_Work task_: Only the stretch of the listing below that runs from the line with "2.63 | 2.63 |" through the line with "Run time: 30" is to be printed, exactly and with both ends.

_Provided records_:
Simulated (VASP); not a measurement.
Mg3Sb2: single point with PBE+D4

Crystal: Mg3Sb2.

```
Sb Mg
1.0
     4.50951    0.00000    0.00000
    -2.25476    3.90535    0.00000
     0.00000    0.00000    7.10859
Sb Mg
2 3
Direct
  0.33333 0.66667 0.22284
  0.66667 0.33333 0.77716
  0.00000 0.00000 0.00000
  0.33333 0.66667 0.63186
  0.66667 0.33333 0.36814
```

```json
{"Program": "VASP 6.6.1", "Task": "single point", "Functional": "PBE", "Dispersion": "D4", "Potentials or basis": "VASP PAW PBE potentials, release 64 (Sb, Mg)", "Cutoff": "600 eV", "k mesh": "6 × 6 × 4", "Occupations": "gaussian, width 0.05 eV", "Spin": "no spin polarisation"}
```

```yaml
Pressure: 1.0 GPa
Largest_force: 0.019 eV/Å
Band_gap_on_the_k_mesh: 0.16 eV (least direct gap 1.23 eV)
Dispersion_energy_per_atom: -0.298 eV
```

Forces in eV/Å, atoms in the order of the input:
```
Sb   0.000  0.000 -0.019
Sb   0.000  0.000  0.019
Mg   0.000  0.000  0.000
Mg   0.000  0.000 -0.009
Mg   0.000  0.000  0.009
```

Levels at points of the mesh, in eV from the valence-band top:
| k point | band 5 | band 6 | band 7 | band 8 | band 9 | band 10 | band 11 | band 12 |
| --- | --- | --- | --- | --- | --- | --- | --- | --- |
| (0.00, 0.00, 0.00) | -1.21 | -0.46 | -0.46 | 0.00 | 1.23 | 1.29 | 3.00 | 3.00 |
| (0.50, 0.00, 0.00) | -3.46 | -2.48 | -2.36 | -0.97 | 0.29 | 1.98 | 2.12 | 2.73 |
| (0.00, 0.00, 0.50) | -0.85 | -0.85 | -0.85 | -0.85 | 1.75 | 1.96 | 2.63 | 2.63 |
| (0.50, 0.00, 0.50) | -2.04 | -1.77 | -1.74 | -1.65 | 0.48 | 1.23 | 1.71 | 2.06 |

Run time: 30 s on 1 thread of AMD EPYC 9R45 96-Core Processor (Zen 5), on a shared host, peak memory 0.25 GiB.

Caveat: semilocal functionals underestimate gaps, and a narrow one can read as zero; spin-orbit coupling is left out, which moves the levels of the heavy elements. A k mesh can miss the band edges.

_Written reply_:
| (0.00, 0.00, 0.50) | -0.85 | -0.85 | -0.85 | -0.85 | 1.75 | 1.96 | 2.63 | 2.63 |
| (0.50, 0.00, 0.50) | -2.04 | -1.77 | -1.74 | -1.65 | 0.48 | 1.23 | 1.71 | 2.06 |

Run time: 30 s on 1 thread of AMD EPYC 9R45 96-Core Processor (Zen 5), on a shared host, peak memory 0.25 GiB.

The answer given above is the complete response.